_Work request_. Output, exactly and in full, the entries that appear below.

*** Given entries ***

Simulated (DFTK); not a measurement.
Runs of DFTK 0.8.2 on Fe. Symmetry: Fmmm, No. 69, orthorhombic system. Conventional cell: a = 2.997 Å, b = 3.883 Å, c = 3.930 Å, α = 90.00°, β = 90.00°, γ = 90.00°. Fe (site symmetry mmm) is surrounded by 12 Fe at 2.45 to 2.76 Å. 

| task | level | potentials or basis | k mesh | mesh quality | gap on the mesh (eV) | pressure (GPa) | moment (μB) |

*** End of Given entries ***

_Task answer_.
Simulated (DFTK); not a measurement.
Runs of DFTK 0.8.2 on Fe. Symmetry: Fmmm, No. 69, orthorhombic system. Conventional cell: a = 2.997 Å, b = 3.883 Å, c = 3.930 Å, α = 90.00°, β = 90.00°, γ = 90.00°. Fe (site symmetry mmm) is surrounded by 12 Fe at 2.45 to 2.76 Å. 

| task | level | potentials or basis | k mesh | mesh quality | gap on the mesh (eV) | pressure (GPa) | moment (μB) |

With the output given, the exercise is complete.